Task item: Output a verbatim copy of the data, cut off after the line that contains "- RCCSD = Ansatz".

Information:
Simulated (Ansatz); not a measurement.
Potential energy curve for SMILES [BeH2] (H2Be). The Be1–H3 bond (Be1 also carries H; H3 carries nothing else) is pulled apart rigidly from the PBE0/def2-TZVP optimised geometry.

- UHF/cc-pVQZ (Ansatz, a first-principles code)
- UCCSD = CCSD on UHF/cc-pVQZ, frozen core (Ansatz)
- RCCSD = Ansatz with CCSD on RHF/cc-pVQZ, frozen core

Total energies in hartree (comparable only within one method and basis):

Written reply:
Simulated (Ansatz); not a measurement.
Potential energy curve for SMILES [BeH2] (H2Be). The Be1–H3 bond (Be1 also carries H; H3 carries nothing else) is pulled apart rigidly from the PBE0/def2-TZVP optimised geometry.

- UHF/cc-pVQZ (Ansatz, a first-principles code)
- UCCSD = CCSD on UHF/cc-pVQZ, frozen core (Ansatz)
- RCCSD = Ansatz with CCSD on RHF/cc-pVQZ, frozen core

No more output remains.